** REQUIREMENT **
Below are the records; copy exactly the stretch from the line containing "Property | Result |" through the line containing "One way to write", both ends included, and nothing else.

******************************
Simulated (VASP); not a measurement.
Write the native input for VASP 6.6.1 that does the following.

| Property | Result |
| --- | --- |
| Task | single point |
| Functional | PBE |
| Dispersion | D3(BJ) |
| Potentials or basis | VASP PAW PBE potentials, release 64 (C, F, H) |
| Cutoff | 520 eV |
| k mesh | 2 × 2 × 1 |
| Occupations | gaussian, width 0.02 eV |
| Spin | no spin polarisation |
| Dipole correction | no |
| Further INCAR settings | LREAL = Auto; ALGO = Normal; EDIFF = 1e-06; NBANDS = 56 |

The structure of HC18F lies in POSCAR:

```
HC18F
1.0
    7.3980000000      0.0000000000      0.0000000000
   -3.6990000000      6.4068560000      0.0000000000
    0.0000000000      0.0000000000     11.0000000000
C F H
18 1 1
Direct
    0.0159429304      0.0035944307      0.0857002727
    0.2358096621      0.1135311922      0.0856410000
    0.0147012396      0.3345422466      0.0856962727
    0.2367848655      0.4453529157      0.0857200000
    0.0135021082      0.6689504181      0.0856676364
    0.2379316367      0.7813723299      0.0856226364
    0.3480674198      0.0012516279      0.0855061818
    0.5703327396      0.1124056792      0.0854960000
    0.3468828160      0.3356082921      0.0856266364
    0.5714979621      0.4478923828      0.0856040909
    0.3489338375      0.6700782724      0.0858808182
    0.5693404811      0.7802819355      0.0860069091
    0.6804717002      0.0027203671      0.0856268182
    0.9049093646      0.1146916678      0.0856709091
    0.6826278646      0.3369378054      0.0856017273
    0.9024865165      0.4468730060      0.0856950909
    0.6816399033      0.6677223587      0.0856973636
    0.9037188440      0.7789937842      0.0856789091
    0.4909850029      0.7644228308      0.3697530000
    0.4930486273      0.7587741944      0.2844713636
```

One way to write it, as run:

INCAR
******************************

** EXERCISE RESPONSE **
| Property | Result |
| --- | --- |
| Task | single point |
| Functional | PBE |
| Dispersion | D3(BJ) |
| Potentials or basis | VASP PAW PBE potentials, release 64 (C, F, H) |
| Cutoff | 520 eV |
| k mesh | 2 × 2 × 1 |
| Occupations | gaussian, width 0.02 eV |
| Spin | no spin polarisation |
| Dipole correction | no |
| Further INCAR settings | LREAL = Auto; ALGO = Normal; EDIFF = 1e-06; NBANDS = 56 |

The structure of HC18F lies in POSCAR:

```
HC18F
1.0
    7.3980000000      0.0000000000      0.0000000000
   -3.6990000000      6.4068560000      0.0000000000
    0.0000000000      0.0000000000     11.0000000000
C F H
18 1 1
Direct
    0.0159429304      0.0035944307      0.0857002727
    0.2358096621      0.1135311922      0.0856410000
    0.0147012396      0.3345422466      0.0856962727
    0.2367848655      0.4453529157      0.0857200000
    0.0135021082      0.6689504181      0.0856676364
    0.2379316367      0.7813723299      0.0856226364
    0.3480674198      0.0012516279      0.0855061818
    0.5703327396      0.1124056792      0.0854960000
    0.3468828160      0.3356082921      0.0856266364
    0.5714979621      0.4478923828      0.0856040909
    0.3489338375      0.6700782724      0.0858808182
    0.5693404811      0.7802819355      0.0860069091
    0.6804717002      0.0027203671      0.0856268182
    0.9049093646      0.1146916678      0.0856709091
    0.6826278646      0.3369378054      0.0856017273
    0.9024865165      0.4468730060      0.0856950909
    0.6816399033      0.6677223587      0.0856973636
    0.9037188440      0.7789937842      0.0856789091
    0.4909850029      0.7644228308      0.3697530000
    0.4930486273      0.7587741944      0.2844713636
```

One way to write it, as run:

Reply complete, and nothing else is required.